**WORK ORDER**: Copy the listing below line for line, from its opening line to the one with "1.15 | +0.014 |", both included; stop there.

BEGIN EXCERPTED RECORDS

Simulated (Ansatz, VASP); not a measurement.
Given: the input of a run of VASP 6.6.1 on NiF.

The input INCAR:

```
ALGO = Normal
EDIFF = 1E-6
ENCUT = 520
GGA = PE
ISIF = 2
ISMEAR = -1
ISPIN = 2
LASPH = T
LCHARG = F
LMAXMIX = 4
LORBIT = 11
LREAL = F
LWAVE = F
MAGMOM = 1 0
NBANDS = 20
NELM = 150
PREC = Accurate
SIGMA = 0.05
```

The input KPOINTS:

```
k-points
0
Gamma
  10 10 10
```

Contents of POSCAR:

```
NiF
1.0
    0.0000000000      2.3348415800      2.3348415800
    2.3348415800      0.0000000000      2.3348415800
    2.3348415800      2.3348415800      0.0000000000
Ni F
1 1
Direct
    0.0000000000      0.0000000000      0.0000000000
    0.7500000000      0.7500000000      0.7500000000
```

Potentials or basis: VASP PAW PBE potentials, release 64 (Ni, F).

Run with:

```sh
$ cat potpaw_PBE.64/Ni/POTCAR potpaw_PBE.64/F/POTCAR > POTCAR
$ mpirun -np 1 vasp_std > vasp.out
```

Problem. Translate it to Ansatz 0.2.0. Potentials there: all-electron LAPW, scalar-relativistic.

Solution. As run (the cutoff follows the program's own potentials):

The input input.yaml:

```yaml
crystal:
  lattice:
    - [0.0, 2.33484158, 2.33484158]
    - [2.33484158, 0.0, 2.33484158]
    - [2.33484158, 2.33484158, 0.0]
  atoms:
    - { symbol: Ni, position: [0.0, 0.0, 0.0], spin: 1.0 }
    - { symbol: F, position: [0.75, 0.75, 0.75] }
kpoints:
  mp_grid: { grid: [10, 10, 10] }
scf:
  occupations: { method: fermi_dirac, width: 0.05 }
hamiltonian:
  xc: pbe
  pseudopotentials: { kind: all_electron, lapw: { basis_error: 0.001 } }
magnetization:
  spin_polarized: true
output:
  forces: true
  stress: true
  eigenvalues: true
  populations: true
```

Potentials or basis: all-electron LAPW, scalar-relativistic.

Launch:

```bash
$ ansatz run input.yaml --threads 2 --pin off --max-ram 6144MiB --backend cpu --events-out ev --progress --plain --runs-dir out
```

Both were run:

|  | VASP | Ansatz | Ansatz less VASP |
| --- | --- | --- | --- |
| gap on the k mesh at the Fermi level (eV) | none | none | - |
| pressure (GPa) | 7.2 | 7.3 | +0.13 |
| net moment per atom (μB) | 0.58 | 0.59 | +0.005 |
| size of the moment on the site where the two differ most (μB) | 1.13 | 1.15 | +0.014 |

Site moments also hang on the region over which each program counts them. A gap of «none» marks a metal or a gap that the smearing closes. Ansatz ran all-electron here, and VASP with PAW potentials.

END EXCERPTED RECORDS

**EXERCISE SOLUTION**:
Simulated (Ansatz, VASP); not a measurement.
Given: the input of a run of VASP 6.6.1 on NiF.

The input INCAR:

```
ALGO = Normal
EDIFF = 1E-6
ENCUT = 520
GGA = PE
ISIF = 2
ISMEAR = -1
ISPIN = 2
LASPH = T
LCHARG = F
LMAXMIX = 4
LORBIT = 11
LREAL = F
LWAVE = F
MAGMOM = 1 0
NBANDS = 20
NELM = 150
PREC = Accurate
SIGMA = 0.05
```

The input KPOINTS:

```
k-points
0
Gamma
  10 10 10
```

Contents of POSCAR:

```
NiF
1.0
    0.0000000000      2.3348415800      2.3348415800
    2.3348415800      0.0000000000      2.3348415800
    2.3348415800      2.3348415800      0.0000000000
Ni F
1 1
Direct
    0.0000000000      0.0000000000      0.0000000000
    0.7500000000      0.7500000000      0.7500000000
```

Potentials or basis: VASP PAW PBE potentials, release 64 (Ni, F).

Run with:

```sh
$ cat potpaw_PBE.64/Ni/POTCAR potpaw_PBE.64/F/POTCAR > POTCAR
$ mpirun -np 1 vasp_std > vasp.out
```

Problem. Translate it to Ansatz 0.2.0. Potentials there: all-electron LAPW, scalar-relativistic.

Solution. As run (the cutoff follows the program's own potentials):

The input input.yaml:

```yaml
crystal:
  lattice:
    - [0.0, 2.33484158, 2.33484158]
    - [2.33484158, 0.0, 2.33484158]
    - [2.33484158, 2.33484158, 0.0]
  atoms:
    - { symbol: Ni, position: [0.0, 0.0, 0.0], spin: 1.0 }
    - { symbol: F, position: [0.75, 0.75, 0.75] }
kpoints:
  mp_grid: { grid: [10, 10, 10] }
scf:
  occupations: { method: fermi_dirac, width: 0.05 }
hamiltonian:
  xc: pbe
  pseudopotentials: { kind: all_electron, lapw: { basis_error: 0.001 } }
magnetization:
  spin_polarized: true
output:
  forces: true
  stress: true
  eigenvalues: true
  populations: true
```

Potentials or basis: all-electron LAPW, scalar-relativistic.

Launch:

```bash
$ ansatz run input.yaml --threads 2 --pin off --max-ram 6144MiB --backend cpu --events-out ev --progress --plain --runs-dir out
```

Both were run:

|  | VASP | Ansatz | Ansatz less VASP |
| --- | --- | --- | --- |
| gap on the k mesh at the Fermi level (eV) | none | none | - |
| pressure (GPa) | 7.2 | 7.3 | +0.13 |
| net moment per atom (μB) | 0.58 | 0.59 | +0.005 |
| size of the moment on the site where the two differ most (μB) | 1.13 | 1.15 | +0.014 |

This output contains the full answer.